# Exercise data:
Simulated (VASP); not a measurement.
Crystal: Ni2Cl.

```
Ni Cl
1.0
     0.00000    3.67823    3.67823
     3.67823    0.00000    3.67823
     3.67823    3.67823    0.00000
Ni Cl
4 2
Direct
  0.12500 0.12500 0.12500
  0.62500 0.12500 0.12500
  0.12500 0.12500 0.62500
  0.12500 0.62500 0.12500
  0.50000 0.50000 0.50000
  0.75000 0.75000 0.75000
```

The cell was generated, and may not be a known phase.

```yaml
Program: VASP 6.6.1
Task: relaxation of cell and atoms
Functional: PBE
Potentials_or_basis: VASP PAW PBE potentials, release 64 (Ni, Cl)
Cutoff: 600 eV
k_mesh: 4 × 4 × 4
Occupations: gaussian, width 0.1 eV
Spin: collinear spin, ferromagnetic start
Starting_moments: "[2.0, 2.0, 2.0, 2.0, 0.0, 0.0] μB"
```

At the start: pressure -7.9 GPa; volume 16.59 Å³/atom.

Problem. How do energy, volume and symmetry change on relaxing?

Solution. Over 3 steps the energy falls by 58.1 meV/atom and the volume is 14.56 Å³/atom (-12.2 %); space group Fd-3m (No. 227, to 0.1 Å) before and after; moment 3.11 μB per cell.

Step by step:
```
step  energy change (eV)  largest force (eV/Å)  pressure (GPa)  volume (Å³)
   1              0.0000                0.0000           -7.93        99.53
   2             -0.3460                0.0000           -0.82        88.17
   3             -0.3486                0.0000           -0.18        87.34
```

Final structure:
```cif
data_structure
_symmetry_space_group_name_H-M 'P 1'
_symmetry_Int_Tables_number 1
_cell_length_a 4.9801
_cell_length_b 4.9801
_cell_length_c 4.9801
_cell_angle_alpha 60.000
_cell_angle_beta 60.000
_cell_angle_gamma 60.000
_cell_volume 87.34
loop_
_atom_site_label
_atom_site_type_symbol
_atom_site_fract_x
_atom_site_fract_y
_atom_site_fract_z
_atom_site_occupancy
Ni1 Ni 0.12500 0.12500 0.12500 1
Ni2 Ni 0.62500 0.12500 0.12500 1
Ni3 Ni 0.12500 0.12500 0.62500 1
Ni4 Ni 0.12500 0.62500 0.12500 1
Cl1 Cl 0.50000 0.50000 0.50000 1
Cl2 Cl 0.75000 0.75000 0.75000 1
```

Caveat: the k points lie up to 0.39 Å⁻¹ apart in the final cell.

# Exercise:
From the first line of the data above to the line holding "Problem. How do", reproduce each line exactly; emit no other lines.

# Worked solution:
Simulated (VASP); not a measurement.
Crystal: Ni2Cl.

```
Ni Cl
1.0
     0.00000    3.67823    3.67823
     3.67823    0.00000    3.67823
     3.67823    3.67823    0.00000
Ni Cl
4 2
Direct
  0.12500 0.12500 0.12500
  0.62500 0.12500 0.12500
  0.12500 0.12500 0.62500
  0.12500 0.62500 0.12500
  0.50000 0.50000 0.50000
  0.75000 0.75000 0.75000
```

The cell was generated, and may not be a known phase.

```yaml
Program: VASP 6.6.1
Task: relaxation of cell and atoms
Functional: PBE
Potentials_or_basis: VASP PAW PBE potentials, release 64 (Ni, Cl)
Cutoff: 600 eV
k_mesh: 4 × 4 × 4
Occupations: gaussian, width 0.1 eV
Spin: collinear spin, ferromagnetic start
Starting_moments: "[2.0, 2.0, 2.0, 2.0, 0.0, 0.0] μB"
```

At the start: pressure -7.9 GPa; volume 16.59 Å³/atom.

Problem. How do energy, volume and symmetry change on relaxing?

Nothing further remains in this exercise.